### [WORK REQUEST]
Find "Item | Value |" and "(kcal/mol) | 3.0 |" in the records below. Copy the lines holding them and every line between, exactly, and no others.

-- DATASET follows --
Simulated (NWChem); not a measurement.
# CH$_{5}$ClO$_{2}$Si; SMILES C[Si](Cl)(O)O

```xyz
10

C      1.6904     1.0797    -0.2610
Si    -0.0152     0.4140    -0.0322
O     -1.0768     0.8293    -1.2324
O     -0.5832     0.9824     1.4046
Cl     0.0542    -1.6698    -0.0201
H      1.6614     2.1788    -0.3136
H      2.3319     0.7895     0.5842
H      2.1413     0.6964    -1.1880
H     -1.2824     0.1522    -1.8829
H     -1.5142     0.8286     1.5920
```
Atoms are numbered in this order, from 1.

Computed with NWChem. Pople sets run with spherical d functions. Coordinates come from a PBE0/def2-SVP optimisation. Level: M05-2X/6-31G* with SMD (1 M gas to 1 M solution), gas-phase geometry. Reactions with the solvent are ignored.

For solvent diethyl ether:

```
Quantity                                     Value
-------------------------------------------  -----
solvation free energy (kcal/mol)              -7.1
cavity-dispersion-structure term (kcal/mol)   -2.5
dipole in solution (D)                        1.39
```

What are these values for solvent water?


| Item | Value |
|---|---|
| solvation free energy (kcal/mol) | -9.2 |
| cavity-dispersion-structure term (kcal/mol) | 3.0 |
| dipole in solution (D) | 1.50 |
-- DATASET concluded --

### [SOLUTION]
| Item | Value |
|---|---|
| solvation free energy (kcal/mol) | -9.2 |
| cavity-dispersion-structure term (kcal/mol) | 3.0 |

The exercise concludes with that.